-- RECORDS SUPPLIED --
===
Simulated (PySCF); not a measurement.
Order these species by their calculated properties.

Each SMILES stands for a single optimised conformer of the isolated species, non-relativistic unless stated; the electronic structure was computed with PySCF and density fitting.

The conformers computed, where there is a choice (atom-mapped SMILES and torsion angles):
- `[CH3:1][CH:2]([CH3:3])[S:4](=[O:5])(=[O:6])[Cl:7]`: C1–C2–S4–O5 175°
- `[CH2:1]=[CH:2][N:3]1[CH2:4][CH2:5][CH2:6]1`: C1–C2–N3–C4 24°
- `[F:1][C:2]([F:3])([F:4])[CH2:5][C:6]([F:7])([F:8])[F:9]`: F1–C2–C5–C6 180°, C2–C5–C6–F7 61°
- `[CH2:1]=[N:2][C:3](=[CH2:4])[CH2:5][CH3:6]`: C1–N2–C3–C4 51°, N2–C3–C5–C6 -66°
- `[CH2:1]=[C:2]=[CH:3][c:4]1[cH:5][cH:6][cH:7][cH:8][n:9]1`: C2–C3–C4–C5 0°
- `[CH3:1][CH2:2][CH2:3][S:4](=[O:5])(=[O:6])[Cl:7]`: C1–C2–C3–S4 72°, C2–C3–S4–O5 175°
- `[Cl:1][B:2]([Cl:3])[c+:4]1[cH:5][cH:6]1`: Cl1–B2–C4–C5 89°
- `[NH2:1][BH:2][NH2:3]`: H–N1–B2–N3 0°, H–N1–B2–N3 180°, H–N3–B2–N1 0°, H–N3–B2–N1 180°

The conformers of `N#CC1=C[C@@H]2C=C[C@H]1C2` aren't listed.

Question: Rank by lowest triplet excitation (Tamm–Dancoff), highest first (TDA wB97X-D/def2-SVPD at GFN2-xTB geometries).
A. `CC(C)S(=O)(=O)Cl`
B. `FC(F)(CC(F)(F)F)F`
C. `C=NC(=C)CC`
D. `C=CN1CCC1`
===

-- EXERCISE --
Look above for the line that contains "Each SMILES stands". Starting there, transcribe every line exactly until you have copied the line that contains "The conformers of".

-- EXERCISE OUTPUT --
Each SMILES stands for a single optimised conformer of the isolated species, non-relativistic unless stated; the electronic structure was computed with PySCF and density fitting.

The conformers computed, where there is a choice (atom-mapped SMILES and torsion angles):
- `[CH3:1][CH:2]([CH3:3])[S:4](=[O:5])(=[O:6])[Cl:7]`: C1–C2–S4–O5 175°
- `[CH2:1]=[CH:2][N:3]1[CH2:4][CH2:5][CH2:6]1`: C1–C2–N3–C4 24°
- `[F:1][C:2]([F:3])([F:4])[CH2:5][C:6]([F:7])([F:8])[F:9]`: F1–C2–C5–C6 180°, C2–C5–C6–F7 61°
- `[CH2:1]=[N:2][C:3](=[CH2:4])[CH2:5][CH3:6]`: C1–N2–C3–C4 51°, N2–C3–C5–C6 -66°
- `[CH2:1]=[C:2]=[CH:3][c:4]1[cH:5][cH:6][cH:7][cH:8][n:9]1`: C2–C3–C4–C5 0°
- `[CH3:1][CH2:2][CH2:3][S:4](=[O:5])(=[O:6])[Cl:7]`: C1–C2–C3–S4 72°, C2–C3–S4–O5 175°
- `[Cl:1][B:2]([Cl:3])[c+:4]1[cH:5][cH:6]1`: Cl1–B2–C4–C5 89°
- `[NH2:1][BH:2][NH2:3]`: H–N1–B2–N3 0°, H–N1–B2–N3 180°, H–N3–B2–N1 0°, H–N3–B2–N1 180°

The conformers of `N#CC1=C[C@@H]2C=C[C@H]1C2` aren't listed.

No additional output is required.